**Extracted data**
^^^^^^^^
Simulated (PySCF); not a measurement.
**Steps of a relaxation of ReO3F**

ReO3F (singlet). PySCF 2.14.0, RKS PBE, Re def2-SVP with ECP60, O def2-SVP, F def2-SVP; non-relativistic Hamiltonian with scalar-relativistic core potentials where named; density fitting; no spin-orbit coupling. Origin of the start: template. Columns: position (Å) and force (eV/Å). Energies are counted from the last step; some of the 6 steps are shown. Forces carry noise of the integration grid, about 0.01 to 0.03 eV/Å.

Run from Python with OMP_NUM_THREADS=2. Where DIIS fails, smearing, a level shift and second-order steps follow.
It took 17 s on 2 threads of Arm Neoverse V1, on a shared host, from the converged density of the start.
^^^^^^^^

**Task item**
Set down the material above in full, keeping each line exactly as it is.

**Answer box**
Simulated (PySCF); not a measurement.
**Steps of a relaxation of ReO3F**

ReO3F (singlet). PySCF 2.14.0, RKS PBE, Re def2-SVP with ECP60, O def2-SVP, F def2-SVP; non-relativistic Hamiltonian with scalar-relativistic core potentials where named; density fitting; no spin-orbit coupling. Origin of the start: template. Columns: position (Å) and force (eV/Å). Energies are counted from the last step; some of the 6 steps are shown. Forces carry noise of the integration grid, about 0.01 to 0.03 eV/Å.

Run from Python with OMP_NUM_THREADS=2. Where DIIS fails, smearing, a level shift and second-order steps follow.
It took 17 s on 2 threads of Arm Neoverse V1, on a shared host, from the converged density of the start.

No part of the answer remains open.